Task item:
Copy the lines of the entries exactly, from the opening one to the one holding "A spherical nucleus", and leave out everything after.

Material provided:
────────
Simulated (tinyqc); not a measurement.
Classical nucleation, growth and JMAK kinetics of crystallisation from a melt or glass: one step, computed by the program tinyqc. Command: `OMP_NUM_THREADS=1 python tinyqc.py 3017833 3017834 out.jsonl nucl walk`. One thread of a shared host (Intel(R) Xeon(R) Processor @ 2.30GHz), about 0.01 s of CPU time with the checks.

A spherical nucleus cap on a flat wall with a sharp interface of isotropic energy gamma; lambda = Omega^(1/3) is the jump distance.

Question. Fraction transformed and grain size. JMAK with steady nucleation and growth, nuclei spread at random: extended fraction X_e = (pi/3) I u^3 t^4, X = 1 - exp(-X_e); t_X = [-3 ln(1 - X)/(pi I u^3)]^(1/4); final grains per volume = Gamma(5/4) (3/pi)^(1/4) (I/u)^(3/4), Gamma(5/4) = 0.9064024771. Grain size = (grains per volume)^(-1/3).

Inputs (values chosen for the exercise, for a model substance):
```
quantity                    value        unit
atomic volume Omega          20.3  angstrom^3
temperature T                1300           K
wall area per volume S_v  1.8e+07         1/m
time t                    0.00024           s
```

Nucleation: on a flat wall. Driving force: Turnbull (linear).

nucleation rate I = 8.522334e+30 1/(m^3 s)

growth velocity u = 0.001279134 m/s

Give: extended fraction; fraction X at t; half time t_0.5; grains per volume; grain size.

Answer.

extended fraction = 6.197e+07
────────

Answer area:
Simulated (tinyqc); not a measurement.
Classical nucleation, growth and JMAK kinetics of crystallisation from a melt or glass: one step, computed by the program tinyqc. Command: `OMP_NUM_THREADS=1 python tinyqc.py 3017833 3017834 out.jsonl nucl walk`. One thread of a shared host (Intel(R) Xeon(R) Processor @ 2.30GHz), about 0.01 s of CPU time with the checks.

A spherical nucleus cap on a flat wall with a sharp interface of isotropic energy gamma; lambda = Omega^(1/3) is the jump distance.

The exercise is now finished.